§ ACTIVITY
All lines between the start of the listing below and the line containing "- peak x(H2O2): 7.40e-6", inclusive, must be repeated exactly.

§ MATERIAL SUPPLIED
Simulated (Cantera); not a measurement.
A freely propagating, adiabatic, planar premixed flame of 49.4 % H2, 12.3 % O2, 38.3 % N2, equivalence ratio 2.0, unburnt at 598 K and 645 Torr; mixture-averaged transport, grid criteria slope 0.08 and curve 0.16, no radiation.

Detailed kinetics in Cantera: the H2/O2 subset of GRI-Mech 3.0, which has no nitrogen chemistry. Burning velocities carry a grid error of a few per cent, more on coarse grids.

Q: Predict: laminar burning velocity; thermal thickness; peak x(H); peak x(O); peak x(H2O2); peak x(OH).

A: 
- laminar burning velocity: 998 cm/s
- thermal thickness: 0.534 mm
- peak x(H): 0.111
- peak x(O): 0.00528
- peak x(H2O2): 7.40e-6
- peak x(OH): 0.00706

§ WRITTEN SOLUTION
Simulated (Cantera); not a measurement.
A freely propagating, adiabatic, planar premixed flame of 49.4 % H2, 12.3 % O2, 38.3 % N2, equivalence ratio 2.0, unburnt at 598 K and 645 Torr; mixture-averaged transport, grid criteria slope 0.08 and curve 0.16, no radiation.

Detailed kinetics in Cantera: the H2/O2 subset of GRI-Mech 3.0, which has no nitrogen chemistry. Burning velocities carry a grid error of a few per cent, more on coarse grids.

Q: Predict: laminar burning velocity; thermal thickness; peak x(H); peak x(O); peak x(H2O2); peak x(OH).

A: 
- laminar burning velocity: 998 cm/s
- thermal thickness: 0.534 mm
- peak x(H): 0.111
- peak x(O): 0.00528
- peak x(H2O2): 7.40e-6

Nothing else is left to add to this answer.